START Record extracts

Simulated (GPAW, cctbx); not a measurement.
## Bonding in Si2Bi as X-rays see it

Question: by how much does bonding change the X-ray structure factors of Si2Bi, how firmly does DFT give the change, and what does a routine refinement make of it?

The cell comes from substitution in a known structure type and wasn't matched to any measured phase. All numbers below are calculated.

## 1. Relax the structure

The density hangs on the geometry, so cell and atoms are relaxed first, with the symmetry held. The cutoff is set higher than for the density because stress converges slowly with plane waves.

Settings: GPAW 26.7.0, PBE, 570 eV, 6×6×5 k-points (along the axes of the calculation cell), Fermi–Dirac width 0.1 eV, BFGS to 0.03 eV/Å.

END Record extracts

- **Work request**
All of the data needs to be repeated exactly.

- **Written solution**
Simulated (GPAW, cctbx); not a measurement.
## Bonding in Si2Bi as X-rays see it

Question: by how much does bonding change the X-ray structure factors of Si2Bi, how firmly does DFT give the change, and what does a routine refinement make of it?

The cell comes from substitution in a known structure type and wasn't matched to any measured phase. All numbers below are calculated.

## 1. Relax the structure

The density hangs on the geometry, so cell and atoms are relaxed first, with the symmetry held. The cutoff is set higher than for the density because stress converges slowly with plane waves.

Settings: GPAW 26.7.0, PBE, 570 eV, 6×6×5 k-points (along the axes of the calculation cell), Fermi–Dirac width 0.1 eV, BFGS to 0.03 eV/Å.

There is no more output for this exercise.